• _Work item_
The records below are to be written out again, exactly as they appear.

_ _ _ _ _ _ _

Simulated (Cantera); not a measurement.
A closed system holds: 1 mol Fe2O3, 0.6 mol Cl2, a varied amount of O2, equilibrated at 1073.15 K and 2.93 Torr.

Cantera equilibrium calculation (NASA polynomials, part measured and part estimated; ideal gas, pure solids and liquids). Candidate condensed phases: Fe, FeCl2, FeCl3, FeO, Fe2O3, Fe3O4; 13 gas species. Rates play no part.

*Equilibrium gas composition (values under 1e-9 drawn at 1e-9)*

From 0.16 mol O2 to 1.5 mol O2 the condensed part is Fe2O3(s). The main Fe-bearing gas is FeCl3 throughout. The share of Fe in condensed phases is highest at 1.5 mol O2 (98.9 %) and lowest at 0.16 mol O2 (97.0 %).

_ _ _ _ _ _ _

• _Response box_
Simulated (Cantera); not a measurement.
A closed system holds: 1 mol Fe2O3, 0.6 mol Cl2, a varied amount of O2, equilibrated at 1073.15 K and 2.93 Torr.

Cantera equilibrium calculation (NASA polynomials, part measured and part estimated; ideal gas, pure solids and liquids). Candidate condensed phases: Fe, FeCl2, FeCl3, FeO, Fe2O3, Fe3O4; 13 gas species. Rates play no part.

*Equilibrium gas composition (values under 1e-9 drawn at 1e-9)*

From 0.16 mol O2 to 1.5 mol O2 the condensed part is Fe2O3(s). The main Fe-bearing gas is FeCl3 throughout. The share of Fe in condensed phases is highest at 1.5 mol O2 (98.9 %) and lowest at 0.16 mol O2 (97.0 %).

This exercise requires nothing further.